* [DATA SHOWN]
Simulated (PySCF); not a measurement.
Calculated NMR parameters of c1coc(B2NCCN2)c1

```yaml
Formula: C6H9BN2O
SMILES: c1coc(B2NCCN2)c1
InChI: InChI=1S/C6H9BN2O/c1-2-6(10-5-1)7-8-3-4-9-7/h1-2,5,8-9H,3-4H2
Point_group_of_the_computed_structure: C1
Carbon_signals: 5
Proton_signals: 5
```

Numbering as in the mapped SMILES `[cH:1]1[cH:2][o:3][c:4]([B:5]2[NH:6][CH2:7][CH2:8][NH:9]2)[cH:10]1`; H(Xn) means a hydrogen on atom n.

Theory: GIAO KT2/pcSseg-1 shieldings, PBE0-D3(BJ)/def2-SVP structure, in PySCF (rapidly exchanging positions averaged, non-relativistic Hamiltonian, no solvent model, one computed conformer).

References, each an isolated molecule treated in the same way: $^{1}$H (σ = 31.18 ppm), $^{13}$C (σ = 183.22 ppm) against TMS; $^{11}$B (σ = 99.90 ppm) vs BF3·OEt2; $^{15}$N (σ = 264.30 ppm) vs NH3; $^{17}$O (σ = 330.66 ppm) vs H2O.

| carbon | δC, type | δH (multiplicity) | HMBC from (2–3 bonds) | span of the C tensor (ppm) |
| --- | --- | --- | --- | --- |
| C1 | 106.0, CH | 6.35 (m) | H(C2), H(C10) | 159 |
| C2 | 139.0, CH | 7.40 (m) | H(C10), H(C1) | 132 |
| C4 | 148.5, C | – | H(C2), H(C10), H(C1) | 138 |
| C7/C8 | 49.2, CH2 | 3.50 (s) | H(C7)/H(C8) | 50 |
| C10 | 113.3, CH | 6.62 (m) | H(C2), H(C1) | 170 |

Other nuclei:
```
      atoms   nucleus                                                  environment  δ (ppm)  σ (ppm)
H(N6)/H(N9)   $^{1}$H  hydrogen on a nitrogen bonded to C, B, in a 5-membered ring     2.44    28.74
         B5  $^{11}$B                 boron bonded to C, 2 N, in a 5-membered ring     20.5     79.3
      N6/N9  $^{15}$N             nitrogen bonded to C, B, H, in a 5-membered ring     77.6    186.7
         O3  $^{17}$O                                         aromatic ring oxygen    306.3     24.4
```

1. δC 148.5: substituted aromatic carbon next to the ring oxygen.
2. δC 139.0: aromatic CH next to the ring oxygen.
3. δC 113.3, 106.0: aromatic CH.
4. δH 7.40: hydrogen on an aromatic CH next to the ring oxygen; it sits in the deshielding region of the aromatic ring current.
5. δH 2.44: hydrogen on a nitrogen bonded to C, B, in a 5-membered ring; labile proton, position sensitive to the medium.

* [WORK ORDER] Quote every line from the beginning of the entries up to and including the line that contains "Numbering as in".

* [TASK RESULT]
Simulated (PySCF); not a measurement.
Calculated NMR parameters of c1coc(B2NCCN2)c1

```yaml
Formula: C6H9BN2O
SMILES: c1coc(B2NCCN2)c1
InChI: InChI=1S/C6H9BN2O/c1-2-6(10-5-1)7-8-3-4-9-7/h1-2,5,8-9H,3-4H2
Point_group_of_the_computed_structure: C1
Carbon_signals: 5
Proton_signals: 5
```

Numbering as in the mapped SMILES `[cH:1]1[cH:2][o:3][c:4]([B:5]2[NH:6][CH2:7][CH2:8][NH:9]2)[cH:10]1`; H(Xn) means a hydrogen on atom n.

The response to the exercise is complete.